****************************************

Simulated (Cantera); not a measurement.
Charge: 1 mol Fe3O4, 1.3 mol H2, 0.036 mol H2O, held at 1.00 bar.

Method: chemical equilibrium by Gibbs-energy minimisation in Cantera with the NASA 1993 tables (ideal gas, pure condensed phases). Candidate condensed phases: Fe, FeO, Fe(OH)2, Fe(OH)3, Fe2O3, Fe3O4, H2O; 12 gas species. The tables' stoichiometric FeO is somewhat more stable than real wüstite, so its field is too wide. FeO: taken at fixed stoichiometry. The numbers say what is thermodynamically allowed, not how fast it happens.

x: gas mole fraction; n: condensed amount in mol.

****************************************

## Task item
Each line of the data is to be transcribed exactly.

## Your response
Simulated (Cantera); not a measurement.
Charge: 1 mol Fe3O4, 1.3 mol H2, 0.036 mol H2O, held at 1.00 bar.

Method: chemical equilibrium by Gibbs-energy minimisation in Cantera with the NASA 1993 tables (ideal gas, pure condensed phases). Candidate condensed phases: Fe, FeO, Fe(OH)2, Fe(OH)3, Fe2O3, Fe3O4, H2O; 12 gas species. The tables' stoichiometric FeO is somewhat more stable than real wüstite, so its field is too wide. FeO: taken at fixed stoichiometry. The numbers say what is thermodynamically allowed, not how fast it happens.

x: gas mole fraction; n: condensed amount in mol.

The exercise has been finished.